BEGIN MATERIAL SHOWN

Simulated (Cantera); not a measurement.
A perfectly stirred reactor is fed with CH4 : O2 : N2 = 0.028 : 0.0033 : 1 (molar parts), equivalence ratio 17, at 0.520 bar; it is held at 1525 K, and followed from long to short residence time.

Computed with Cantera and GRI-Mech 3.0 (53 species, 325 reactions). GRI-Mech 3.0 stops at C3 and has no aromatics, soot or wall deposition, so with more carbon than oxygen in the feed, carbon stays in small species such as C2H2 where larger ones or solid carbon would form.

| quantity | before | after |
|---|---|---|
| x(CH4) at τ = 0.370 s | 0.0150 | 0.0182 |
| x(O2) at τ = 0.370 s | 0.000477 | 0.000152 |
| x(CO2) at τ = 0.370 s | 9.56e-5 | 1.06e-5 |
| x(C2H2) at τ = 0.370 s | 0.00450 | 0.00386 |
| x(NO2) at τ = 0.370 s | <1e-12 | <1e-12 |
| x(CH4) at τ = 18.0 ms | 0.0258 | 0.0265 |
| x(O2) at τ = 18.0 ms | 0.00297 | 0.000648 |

END MATERIAL SHOWN

(BRIEF): Write out word for word only the lines from the start of the entries down to the line with "A perfectly stirred", please, including both ends.

(ANSWER BOX):
Simulated (Cantera); not a measurement.
A perfectly stirred reactor is fed with CH4 : O2 : N2 = 0.028 : 0.0033 : 1 (molar parts), equivalence ratio 17, at 0.520 bar; it is held at 1525 K, and followed from long to short residence time.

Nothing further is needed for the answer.